ACTION ITEM = Transcribe all the material exactly. Leave every line as it is.

◆ ◆ ◆ ◆ ◆ ◆ ◆
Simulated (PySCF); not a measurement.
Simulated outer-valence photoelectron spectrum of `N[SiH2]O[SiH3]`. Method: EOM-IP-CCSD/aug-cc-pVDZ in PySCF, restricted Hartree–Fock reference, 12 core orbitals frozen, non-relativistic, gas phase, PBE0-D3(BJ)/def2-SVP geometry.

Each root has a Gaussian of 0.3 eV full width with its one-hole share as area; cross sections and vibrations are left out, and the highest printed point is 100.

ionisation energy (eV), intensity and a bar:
◆ ◆ ◆ ◆ ◆ ◆ ◆

WRITTEN ANSWER =
Simulated (PySCF); not a measurement.
Simulated outer-valence photoelectron spectrum of `N[SiH2]O[SiH3]`. Method: EOM-IP-CCSD/aug-cc-pVDZ in PySCF, restricted Hartree–Fock reference, 12 core orbitals frozen, non-relativistic, gas phase, PBE0-D3(BJ)/def2-SVP geometry.

Each root has a Gaussian of 0.3 eV full width with its one-hole share as area; cross sections and vibrations are left out, and the highest printed point is 100.

ionisation energy (eV), intensity and a bar:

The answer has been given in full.